* **Data listing**
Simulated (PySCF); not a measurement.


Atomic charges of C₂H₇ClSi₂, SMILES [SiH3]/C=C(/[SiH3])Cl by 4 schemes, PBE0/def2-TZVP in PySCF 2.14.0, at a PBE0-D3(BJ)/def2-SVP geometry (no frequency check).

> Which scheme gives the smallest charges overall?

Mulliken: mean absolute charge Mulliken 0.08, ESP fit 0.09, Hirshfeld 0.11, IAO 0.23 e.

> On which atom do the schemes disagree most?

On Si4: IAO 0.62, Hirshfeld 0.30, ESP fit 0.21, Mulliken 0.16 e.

* **Work task**
Exactly the lines above from the one with "Atomic charges of" to the one with "schemes disagree most?", both included, are to be quoted; leave the rest out.

* **Response area**
Atomic charges of C₂H₇ClSi₂, SMILES [SiH3]/C=C(/[SiH3])Cl by 4 schemes, PBE0/def2-TZVP in PySCF 2.14.0, at a PBE0-D3(BJ)/def2-SVP geometry (no frequency check).

> Which scheme gives the smallest charges overall?

Mulliken: mean absolute charge Mulliken 0.08, ESP fit 0.09, Hirshfeld 0.11, IAO 0.23 e.

> On which atom do the schemes disagree most?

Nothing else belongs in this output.